### RECORDED INFORMATION
====

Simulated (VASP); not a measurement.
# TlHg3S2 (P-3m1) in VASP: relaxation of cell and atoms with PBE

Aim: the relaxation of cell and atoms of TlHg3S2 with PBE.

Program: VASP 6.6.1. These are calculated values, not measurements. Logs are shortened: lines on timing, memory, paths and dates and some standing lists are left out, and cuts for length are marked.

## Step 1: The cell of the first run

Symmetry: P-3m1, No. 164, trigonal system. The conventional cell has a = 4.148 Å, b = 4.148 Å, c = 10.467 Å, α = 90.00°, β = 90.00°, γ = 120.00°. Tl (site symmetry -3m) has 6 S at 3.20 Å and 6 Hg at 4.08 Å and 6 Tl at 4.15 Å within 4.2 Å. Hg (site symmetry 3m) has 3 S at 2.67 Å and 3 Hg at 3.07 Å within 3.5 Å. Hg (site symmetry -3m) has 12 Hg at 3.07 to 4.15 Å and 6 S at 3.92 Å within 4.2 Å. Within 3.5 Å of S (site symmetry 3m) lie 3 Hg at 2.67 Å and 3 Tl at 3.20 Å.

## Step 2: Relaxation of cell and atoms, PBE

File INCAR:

====

### WORK ITEM
From the first line of the records to the line containing "## Step 2: Relaxation of cell and atoms, PBE", inclusive, transcribe everything exactly and leave out the rest.

### TASK RESULT
Simulated (VASP); not a measurement.
# TlHg3S2 (P-3m1) in VASP: relaxation of cell and atoms with PBE

Aim: the relaxation of cell and atoms of TlHg3S2 with PBE.

Program: VASP 6.6.1. These are calculated values, not measurements. Logs are shortened: lines on timing, memory, paths and dates and some standing lists are left out, and cuts for length are marked.

## Step 1: The cell of the first run

Symmetry: P-3m1, No. 164, trigonal system. The conventional cell has a = 4.148 Å, b = 4.148 Å, c = 10.467 Å, α = 90.00°, β = 90.00°, γ = 120.00°. Tl (site symmetry -3m) has 6 S at 3.20 Å and 6 Hg at 4.08 Å and 6 Tl at 4.15 Å within 4.2 Å. Hg (site symmetry 3m) has 3 S at 2.67 Å and 3 Hg at 3.07 Å within 3.5 Å. Hg (site symmetry -3m) has 12 Hg at 3.07 to 4.15 Å and 6 S at 3.92 Å within 4.2 Å. Within 3.5 Å of S (site symmetry 3m) lie 3 Hg at 2.67 Å and 3 Tl at 3.20 Å.

## Step 2: Relaxation of cell and atoms, PBE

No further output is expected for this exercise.